Records provided:
━━━━━━━━━━━━━━━━━━━━━━━━━━━━━━
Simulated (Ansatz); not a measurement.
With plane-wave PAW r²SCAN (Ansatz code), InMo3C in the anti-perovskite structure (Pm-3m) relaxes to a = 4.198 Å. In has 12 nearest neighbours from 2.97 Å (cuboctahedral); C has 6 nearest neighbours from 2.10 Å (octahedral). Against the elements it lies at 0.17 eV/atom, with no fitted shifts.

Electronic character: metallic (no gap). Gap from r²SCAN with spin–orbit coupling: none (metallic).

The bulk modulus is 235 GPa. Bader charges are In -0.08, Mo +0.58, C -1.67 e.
━━━━━━━━━━━━━━━━━━━━━━━━━━━━━━

Exercise: Would you please write out all the entries exactly?

Exercise answer:
Simulated (Ansatz); not a measurement.
With plane-wave PAW r²SCAN (Ansatz code), InMo3C in the anti-perovskite structure (Pm-3m) relaxes to a = 4.198 Å. In has 12 nearest neighbours from 2.97 Å (cuboctahedral); C has 6 nearest neighbours from 2.10 Å (octahedral). Against the elements it lies at 0.17 eV/atom, with no fitted shifts.

Electronic character: metallic (no gap). Gap from r²SCAN with spin–orbit coupling: none (metallic).

The bulk modulus is 235 GPa. Bader charges are In -0.08, Mo +0.58, C -1.67 e.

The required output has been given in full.